:::

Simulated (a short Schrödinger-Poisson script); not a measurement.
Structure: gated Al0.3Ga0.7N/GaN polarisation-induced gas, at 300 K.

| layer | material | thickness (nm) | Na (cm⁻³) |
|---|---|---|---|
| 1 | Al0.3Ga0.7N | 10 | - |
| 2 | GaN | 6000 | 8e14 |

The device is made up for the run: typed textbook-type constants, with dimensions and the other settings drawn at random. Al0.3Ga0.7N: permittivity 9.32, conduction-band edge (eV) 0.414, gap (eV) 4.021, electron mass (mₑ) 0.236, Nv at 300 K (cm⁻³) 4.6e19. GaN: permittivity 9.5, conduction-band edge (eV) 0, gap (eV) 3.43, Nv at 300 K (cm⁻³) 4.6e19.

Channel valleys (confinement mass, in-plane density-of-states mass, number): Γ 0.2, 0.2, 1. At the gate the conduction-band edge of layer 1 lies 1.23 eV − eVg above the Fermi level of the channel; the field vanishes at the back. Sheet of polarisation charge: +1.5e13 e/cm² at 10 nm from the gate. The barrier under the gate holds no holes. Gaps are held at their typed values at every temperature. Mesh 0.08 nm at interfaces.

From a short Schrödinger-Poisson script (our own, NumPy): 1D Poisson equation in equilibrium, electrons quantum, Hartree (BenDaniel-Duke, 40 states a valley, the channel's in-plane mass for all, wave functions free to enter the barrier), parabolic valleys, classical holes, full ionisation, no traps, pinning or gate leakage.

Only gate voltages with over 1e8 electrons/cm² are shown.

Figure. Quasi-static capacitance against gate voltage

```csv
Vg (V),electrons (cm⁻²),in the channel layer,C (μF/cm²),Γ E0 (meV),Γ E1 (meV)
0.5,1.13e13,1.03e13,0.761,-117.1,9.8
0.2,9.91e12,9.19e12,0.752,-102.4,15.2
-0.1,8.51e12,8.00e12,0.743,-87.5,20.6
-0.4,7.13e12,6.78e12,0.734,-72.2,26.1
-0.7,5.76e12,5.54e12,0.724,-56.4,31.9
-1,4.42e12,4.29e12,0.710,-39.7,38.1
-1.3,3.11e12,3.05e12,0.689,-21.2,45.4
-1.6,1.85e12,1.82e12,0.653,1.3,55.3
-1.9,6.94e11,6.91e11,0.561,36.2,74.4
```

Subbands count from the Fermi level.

:::

▶ **Brief**: Your answer should be the exact lines above from the one with "Na (cm⁻³) |" through the one with "6000 | 8e14 |", both included, and nothing besides.

▶ **Task solution**:
| layer | material | thickness (nm) | Na (cm⁻³) |
|---|---|---|---|
| 1 | Al0.3Ga0.7N | 10 | - |
| 2 | GaN | 6000 | 8e14 |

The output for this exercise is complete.